● ● ● ● ● ● ●
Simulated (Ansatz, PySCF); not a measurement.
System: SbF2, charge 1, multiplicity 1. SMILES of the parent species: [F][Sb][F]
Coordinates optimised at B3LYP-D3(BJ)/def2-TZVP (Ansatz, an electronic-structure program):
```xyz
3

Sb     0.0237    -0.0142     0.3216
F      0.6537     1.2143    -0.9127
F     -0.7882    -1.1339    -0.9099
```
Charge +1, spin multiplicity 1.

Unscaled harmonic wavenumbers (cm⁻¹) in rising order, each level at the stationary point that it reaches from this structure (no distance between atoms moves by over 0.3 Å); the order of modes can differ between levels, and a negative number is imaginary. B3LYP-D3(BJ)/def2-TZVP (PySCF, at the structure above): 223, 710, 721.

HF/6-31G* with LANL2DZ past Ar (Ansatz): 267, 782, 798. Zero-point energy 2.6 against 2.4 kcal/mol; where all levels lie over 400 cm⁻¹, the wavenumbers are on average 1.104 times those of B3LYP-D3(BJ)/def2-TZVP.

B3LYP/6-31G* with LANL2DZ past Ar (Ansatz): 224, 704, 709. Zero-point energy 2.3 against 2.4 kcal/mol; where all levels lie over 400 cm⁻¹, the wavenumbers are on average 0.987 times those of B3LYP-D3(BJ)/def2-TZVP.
● ● ● ● ● ● ●

Assigned task - Give a word-for-word copy of the records.

Problem solution -
Simulated (Ansatz, PySCF); not a measurement.
System: SbF2, charge 1, multiplicity 1. SMILES of the parent species: [F][Sb][F]
Coordinates optimised at B3LYP-D3(BJ)/def2-TZVP (Ansatz, an electronic-structure program):
```xyz
3

Sb     0.0237    -0.0142     0.3216
F      0.6537     1.2143    -0.9127
F     -0.7882    -1.1339    -0.9099
```
Charge +1, spin multiplicity 1.

Unscaled harmonic wavenumbers (cm⁻¹) in rising order, each level at the stationary point that it reaches from this structure (no distance between atoms moves by over 0.3 Å); the order of modes can differ between levels, and a negative number is imaginary. B3LYP-D3(BJ)/def2-TZVP (PySCF, at the structure above): 223, 710, 721.

HF/6-31G* with LANL2DZ past Ar (Ansatz): 267, 782, 798. Zero-point energy 2.6 against 2.4 kcal/mol; where all levels lie over 400 cm⁻¹, the wavenumbers are on average 1.104 times those of B3LYP-D3(BJ)/def2-TZVP.

B3LYP/6-31G* with LANL2DZ past Ar (Ansatz): 224, 704, 709. Zero-point energy 2.3 against 2.4 kcal/mol; where all levels lie over 400 cm⁻¹, the wavenumbers are on average 0.987 times those of B3LYP-D3(BJ)/def2-TZVP.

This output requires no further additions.